Write out the entries below exactly. End with the line that contains "Task: Where would".

### Given information
'''

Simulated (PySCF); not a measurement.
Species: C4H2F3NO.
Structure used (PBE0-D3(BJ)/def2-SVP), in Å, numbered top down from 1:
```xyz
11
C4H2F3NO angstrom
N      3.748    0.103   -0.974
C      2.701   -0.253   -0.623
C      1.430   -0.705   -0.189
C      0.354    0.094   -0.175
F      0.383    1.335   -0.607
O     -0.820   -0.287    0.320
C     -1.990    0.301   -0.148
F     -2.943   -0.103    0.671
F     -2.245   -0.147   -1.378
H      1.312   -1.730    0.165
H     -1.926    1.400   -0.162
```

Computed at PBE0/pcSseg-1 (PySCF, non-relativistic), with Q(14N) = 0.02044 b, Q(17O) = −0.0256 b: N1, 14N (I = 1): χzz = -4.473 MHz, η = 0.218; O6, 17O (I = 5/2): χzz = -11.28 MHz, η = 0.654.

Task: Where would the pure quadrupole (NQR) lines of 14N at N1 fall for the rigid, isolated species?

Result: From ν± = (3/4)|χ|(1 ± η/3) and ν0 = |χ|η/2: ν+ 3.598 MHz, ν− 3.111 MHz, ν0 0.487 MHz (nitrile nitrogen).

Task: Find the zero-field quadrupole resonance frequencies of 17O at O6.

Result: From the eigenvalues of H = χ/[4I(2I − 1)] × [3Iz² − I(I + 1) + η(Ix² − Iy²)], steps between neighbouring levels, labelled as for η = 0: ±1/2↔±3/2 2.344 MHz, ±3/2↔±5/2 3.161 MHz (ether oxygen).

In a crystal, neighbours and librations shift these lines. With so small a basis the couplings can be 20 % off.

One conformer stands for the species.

'''

### Task answer
Simulated (PySCF); not a measurement.
Species: C4H2F3NO.
Structure used (PBE0-D3(BJ)/def2-SVP), in Å, numbered top down from 1:
```xyz
11
C4H2F3NO angstrom
N      3.748    0.103   -0.974
C      2.701   -0.253   -0.623
C      1.430   -0.705   -0.189
C      0.354    0.094   -0.175
F      0.383    1.335   -0.607
O     -0.820   -0.287    0.320
C     -1.990    0.301   -0.148
F     -2.943   -0.103    0.671
F     -2.245   -0.147   -1.378
H      1.312   -1.730    0.165
H     -1.926    1.400   -0.162
```

Computed at PBE0/pcSseg-1 (PySCF, non-relativistic), with Q(14N) = 0.02044 b, Q(17O) = −0.0256 b: N1, 14N (I = 1): χzz = -4.473 MHz, η = 0.218; O6, 17O (I = 5/2): χzz = -11.28 MHz, η = 0.654.

Task: Where would the pure quadrupole (NQR) lines of 14N at N1 fall for the rigid, isolated species?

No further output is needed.